> [Work request]:
Reproduce the listing in full. Keep every character unchanged.

> [Data provided]:
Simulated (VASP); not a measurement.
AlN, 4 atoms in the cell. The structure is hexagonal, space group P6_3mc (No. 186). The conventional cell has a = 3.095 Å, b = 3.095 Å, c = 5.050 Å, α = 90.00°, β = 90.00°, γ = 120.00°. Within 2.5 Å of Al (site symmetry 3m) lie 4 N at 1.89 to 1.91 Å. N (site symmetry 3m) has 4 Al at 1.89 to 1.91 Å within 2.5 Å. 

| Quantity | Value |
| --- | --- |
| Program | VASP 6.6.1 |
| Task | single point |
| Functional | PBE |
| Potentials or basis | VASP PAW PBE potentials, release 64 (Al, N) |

> [Response box]:
Simulated (VASP); not a measurement.
AlN, 4 atoms in the cell. The structure is hexagonal, space group P6_3mc (No. 186). The conventional cell has a = 3.095 Å, b = 3.095 Å, c = 5.050 Å, α = 90.00°, β = 90.00°, γ = 120.00°. Within 2.5 Å of Al (site symmetry 3m) lie 4 N at 1.89 to 1.91 Å. N (site symmetry 3m) has 4 Al at 1.89 to 1.91 Å within 2.5 Å. 

| Quantity | Value |
| --- | --- |
| Program | VASP 6.6.1 |
| Task | single point |
| Functional | PBE |
| Potentials or basis | VASP PAW PBE potentials, release 64 (Al, N) |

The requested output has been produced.